• [Work request]: Reproduce only the top of the records, down to and including the line containing "From the response".

(Data shown Opens)

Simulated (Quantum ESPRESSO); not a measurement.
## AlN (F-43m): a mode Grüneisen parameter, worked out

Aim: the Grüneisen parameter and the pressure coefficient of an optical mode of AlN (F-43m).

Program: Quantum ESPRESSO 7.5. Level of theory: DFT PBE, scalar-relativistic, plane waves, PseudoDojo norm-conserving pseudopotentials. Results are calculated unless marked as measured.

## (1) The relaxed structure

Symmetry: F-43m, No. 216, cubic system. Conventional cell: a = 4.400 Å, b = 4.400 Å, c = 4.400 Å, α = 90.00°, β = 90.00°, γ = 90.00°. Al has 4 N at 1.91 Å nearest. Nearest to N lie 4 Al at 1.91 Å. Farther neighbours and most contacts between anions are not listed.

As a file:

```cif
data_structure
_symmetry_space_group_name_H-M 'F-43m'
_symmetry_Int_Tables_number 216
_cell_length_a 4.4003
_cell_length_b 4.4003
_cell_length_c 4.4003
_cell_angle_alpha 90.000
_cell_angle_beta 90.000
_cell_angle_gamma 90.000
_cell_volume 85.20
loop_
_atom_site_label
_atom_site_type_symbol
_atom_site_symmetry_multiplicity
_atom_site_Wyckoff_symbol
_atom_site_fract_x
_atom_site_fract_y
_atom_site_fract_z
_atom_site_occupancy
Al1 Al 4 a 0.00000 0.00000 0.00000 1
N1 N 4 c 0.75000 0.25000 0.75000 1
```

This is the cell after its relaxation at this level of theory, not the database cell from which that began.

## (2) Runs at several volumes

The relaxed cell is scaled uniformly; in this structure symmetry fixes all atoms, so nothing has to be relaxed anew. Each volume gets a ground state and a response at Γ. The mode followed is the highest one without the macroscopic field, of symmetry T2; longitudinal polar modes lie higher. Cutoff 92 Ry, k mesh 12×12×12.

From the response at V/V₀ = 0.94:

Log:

(Data shown Closes)

• [Task answer]:
Simulated (Quantum ESPRESSO); not a measurement.
## AlN (F-43m): a mode Grüneisen parameter, worked out

Aim: the Grüneisen parameter and the pressure coefficient of an optical mode of AlN (F-43m).

Program: Quantum ESPRESSO 7.5. Level of theory: DFT PBE, scalar-relativistic, plane waves, PseudoDojo norm-conserving pseudopotentials. Results are calculated unless marked as measured.

## (1) The relaxed structure

Symmetry: F-43m, No. 216, cubic system. Conventional cell: a = 4.400 Å, b = 4.400 Å, c = 4.400 Å, α = 90.00°, β = 90.00°, γ = 90.00°. Al has 4 N at 1.91 Å nearest. Nearest to N lie 4 Al at 1.91 Å. Farther neighbours and most contacts between anions are not listed.

As a file:

```cif
data_structure
_symmetry_space_group_name_H-M 'F-43m'
_symmetry_Int_Tables_number 216
_cell_length_a 4.4003
_cell_length_b 4.4003
_cell_length_c 4.4003
_cell_angle_alpha 90.000
_cell_angle_beta 90.000
_cell_angle_gamma 90.000
_cell_volume 85.20
loop_
_atom_site_label
_atom_site_type_symbol
_atom_site_symmetry_multiplicity
_atom_site_Wyckoff_symbol
_atom_site_fract_x
_atom_site_fract_y
_atom_site_fract_z
_atom_site_occupancy
Al1 Al 4 a 0.00000 0.00000 0.00000 1
N1 N 4 c 0.75000 0.25000 0.75000 1
```

This is the cell after its relaxation at this level of theory, not the database cell from which that began.

## (2) Runs at several volumes

The relaxed cell is scaled uniformly; in this structure symmetry fixes all atoms, so nothing has to be relaxed anew. Each volume gets a ground state and a response at Γ. The mode followed is the highest one without the macroscopic field, of symmetry T2; longitudinal polar modes lie higher. Cutoff 92 Ry, k mesh 12×12×12.

From the response at V/V₀ = 0.94:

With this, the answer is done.